— Task item —
Reproduce the listing below precisely, leaving every line intact.

§ §

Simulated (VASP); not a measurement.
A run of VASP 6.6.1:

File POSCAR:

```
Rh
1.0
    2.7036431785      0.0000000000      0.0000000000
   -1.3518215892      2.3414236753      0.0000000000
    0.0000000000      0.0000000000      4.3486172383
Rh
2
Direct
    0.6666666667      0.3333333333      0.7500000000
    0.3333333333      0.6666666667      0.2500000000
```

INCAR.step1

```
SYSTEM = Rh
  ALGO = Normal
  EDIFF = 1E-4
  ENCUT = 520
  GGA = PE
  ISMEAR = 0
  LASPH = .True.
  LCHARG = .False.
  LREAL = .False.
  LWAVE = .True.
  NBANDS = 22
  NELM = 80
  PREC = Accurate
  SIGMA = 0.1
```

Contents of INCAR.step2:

§ §

— Problem solution —
Simulated (VASP); not a measurement.
A run of VASP 6.6.1:

File POSCAR:

```
Rh
1.0
    2.7036431785      0.0000000000      0.0000000000
   -1.3518215892      2.3414236753      0.0000000000
    0.0000000000      0.0000000000      4.3486172383
Rh
2
Direct
    0.6666666667      0.3333333333      0.7500000000
    0.3333333333      0.6666666667      0.2500000000
```

INCAR.step1

```
SYSTEM = Rh
  ALGO = Normal
  EDIFF = 1E-4
  ENCUT = 520
  GGA = PE
  ISMEAR = 0
  LASPH = .True.
  LCHARG = .False.
  LREAL = .False.
  LWAVE = .True.
  NBANDS = 22
  NELM = 80
  PREC = Accurate
  SIGMA = 0.1
```

Contents of INCAR.step2:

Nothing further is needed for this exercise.